Repeat the records below exactly.

§
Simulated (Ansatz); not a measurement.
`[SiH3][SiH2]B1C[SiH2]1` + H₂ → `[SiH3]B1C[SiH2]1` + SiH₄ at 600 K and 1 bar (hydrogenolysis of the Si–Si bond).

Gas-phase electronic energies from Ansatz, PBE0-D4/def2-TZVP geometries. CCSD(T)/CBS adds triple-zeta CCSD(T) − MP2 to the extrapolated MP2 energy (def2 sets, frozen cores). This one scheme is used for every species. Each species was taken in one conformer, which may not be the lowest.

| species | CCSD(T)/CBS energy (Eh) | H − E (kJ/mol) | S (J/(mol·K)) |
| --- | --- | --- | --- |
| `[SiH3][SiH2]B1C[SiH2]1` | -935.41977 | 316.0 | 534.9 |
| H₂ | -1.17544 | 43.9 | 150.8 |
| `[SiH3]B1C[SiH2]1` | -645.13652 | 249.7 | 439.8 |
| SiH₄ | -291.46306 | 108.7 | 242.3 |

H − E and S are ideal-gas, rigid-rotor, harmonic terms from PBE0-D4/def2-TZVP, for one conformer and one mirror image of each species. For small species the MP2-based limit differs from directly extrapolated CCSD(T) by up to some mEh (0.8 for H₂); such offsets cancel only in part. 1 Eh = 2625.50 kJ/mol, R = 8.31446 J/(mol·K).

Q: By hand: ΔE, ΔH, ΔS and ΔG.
§

WRITTEN ANSWER:
Simulated (Ansatz); not a measurement.
`[SiH3][SiH2]B1C[SiH2]1` + H₂ → `[SiH3]B1C[SiH2]1` + SiH₄ at 600 K and 1 bar (hydrogenolysis of the Si–Si bond).

Gas-phase electronic energies from Ansatz, PBE0-D4/def2-TZVP geometries. CCSD(T)/CBS adds triple-zeta CCSD(T) − MP2 to the extrapolated MP2 energy (def2 sets, frozen cores). This one scheme is used for every species. Each species was taken in one conformer, which may not be the lowest.

| species | CCSD(T)/CBS energy (Eh) | H − E (kJ/mol) | S (J/(mol·K)) |
| --- | --- | --- | --- |
| `[SiH3][SiH2]B1C[SiH2]1` | -935.41977 | 316.0 | 534.9 |
| H₂ | -1.17544 | 43.9 | 150.8 |
| `[SiH3]B1C[SiH2]1` | -645.13652 | 249.7 | 439.8 |
| SiH₄ | -291.46306 | 108.7 | 242.3 |

H − E and S are ideal-gas, rigid-rotor, harmonic terms from PBE0-D4/def2-TZVP, for one conformer and one mirror image of each species. For small species the MP2-based limit differs from directly extrapolated CCSD(T) by up to some mEh (0.8 for H₂); such offsets cancel only in part. 1 Eh = 2625.50 kJ/mol, R = 8.31446 J/(mol·K).

Q: By hand: ΔE, ΔH, ΔS and ΔG.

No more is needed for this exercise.